Study material:
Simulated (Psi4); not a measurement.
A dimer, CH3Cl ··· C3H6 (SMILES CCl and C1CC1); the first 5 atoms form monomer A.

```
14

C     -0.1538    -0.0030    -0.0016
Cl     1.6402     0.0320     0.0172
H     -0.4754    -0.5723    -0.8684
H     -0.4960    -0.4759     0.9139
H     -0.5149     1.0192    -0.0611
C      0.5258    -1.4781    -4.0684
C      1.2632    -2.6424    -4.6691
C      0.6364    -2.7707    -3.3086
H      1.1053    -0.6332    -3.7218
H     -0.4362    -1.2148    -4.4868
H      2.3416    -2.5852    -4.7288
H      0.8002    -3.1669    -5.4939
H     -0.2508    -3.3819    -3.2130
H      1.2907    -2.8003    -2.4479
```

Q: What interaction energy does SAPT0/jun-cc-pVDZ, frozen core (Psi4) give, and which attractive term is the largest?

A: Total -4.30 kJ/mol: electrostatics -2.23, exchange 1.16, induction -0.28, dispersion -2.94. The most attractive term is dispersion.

Requirement: Take the listing from its first line to the line containing "Q: What interaction". Reproduce those lines exactly and nothing else.

Problem solution:
Simulated (Psi4); not a measurement.
A dimer, CH3Cl ··· C3H6 (SMILES CCl and C1CC1); the first 5 atoms form monomer A.

```
14

C     -0.1538    -0.0030    -0.0016
Cl     1.6402     0.0320     0.0172
H     -0.4754    -0.5723    -0.8684
H     -0.4960    -0.4759     0.9139
H     -0.5149     1.0192    -0.0611
C      0.5258    -1.4781    -4.0684
C      1.2632    -2.6424    -4.6691
C      0.6364    -2.7707    -3.3086
H      1.1053    -0.6332    -3.7218
H     -0.4362    -1.2148    -4.4868
H      2.3416    -2.5852    -4.7288
H      0.8002    -3.1669    -5.4939
H     -0.2508    -3.3819    -3.2130
H      1.2907    -2.8003    -2.4479
```

Q: What interaction energy does SAPT0/jun-cc-pVDZ, frozen core (Psi4) give, and which attractive term is the largest?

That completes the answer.